Every single entry must be restated word for word.

**Data excerpts:**
########

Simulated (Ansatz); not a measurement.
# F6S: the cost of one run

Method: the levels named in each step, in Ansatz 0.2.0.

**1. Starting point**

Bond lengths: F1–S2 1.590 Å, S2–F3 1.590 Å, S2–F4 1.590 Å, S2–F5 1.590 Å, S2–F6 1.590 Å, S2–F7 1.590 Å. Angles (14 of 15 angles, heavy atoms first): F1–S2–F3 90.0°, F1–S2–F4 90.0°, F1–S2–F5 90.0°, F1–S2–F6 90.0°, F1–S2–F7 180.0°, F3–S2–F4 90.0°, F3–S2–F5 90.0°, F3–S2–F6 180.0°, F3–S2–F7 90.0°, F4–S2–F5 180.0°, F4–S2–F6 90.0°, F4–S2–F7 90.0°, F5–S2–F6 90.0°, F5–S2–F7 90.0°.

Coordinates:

########

**Task solution:**
Simulated (Ansatz); not a measurement.
# F6S: the cost of one run

Method: the levels named in each step, in Ansatz 0.2.0.

**1. Starting point**

Bond lengths: F1–S2 1.590 Å, S2–F3 1.590 Å, S2–F4 1.590 Å, S2–F5 1.590 Å, S2–F6 1.590 Å, S2–F7 1.590 Å. Angles (14 of 15 angles, heavy atoms first): F1–S2–F3 90.0°, F1–S2–F4 90.0°, F1–S2–F5 90.0°, F1–S2–F6 90.0°, F1–S2–F7 180.0°, F3–S2–F4 90.0°, F3–S2–F5 90.0°, F3–S2–F6 180.0°, F3–S2–F7 90.0°, F4–S2–F5 180.0°, F4–S2–F6 90.0°, F4–S2–F7 90.0°, F5–S2–F6 90.0°, F5–S2–F7 90.0°.

Coordinates:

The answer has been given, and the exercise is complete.